■ Action item
Using the data below, return the stretch from the line that contains "The geometry is" through the line that contains "Point group: C1", both included, exactly as it stands and nothing beyond it.

────────────────

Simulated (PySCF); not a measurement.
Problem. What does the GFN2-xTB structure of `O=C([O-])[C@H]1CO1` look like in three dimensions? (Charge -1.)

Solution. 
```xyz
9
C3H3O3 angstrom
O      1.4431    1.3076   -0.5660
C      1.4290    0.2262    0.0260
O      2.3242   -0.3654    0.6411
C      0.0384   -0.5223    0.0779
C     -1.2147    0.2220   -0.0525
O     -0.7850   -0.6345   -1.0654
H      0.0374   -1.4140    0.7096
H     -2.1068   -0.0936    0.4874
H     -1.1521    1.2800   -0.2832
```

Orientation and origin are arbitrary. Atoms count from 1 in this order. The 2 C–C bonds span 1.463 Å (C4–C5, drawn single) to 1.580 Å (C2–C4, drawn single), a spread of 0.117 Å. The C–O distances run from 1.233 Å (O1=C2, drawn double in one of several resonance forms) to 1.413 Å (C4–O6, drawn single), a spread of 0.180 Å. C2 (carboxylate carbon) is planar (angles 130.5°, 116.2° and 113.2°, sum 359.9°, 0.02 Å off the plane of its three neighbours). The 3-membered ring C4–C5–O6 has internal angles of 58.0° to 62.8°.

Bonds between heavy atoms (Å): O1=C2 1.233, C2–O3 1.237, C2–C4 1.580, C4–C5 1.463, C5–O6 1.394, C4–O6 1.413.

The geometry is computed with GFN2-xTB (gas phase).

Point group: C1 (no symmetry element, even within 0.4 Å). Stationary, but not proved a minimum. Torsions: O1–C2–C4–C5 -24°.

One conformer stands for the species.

────────────────

■ Task answer
The geometry is computed with GFN2-xTB (gas phase).

Point group: C1 (no symmetry element, even within 0.4 Å). Stationary, but not proved a minimum. Torsions: O1–C2–C4–C5 -24°.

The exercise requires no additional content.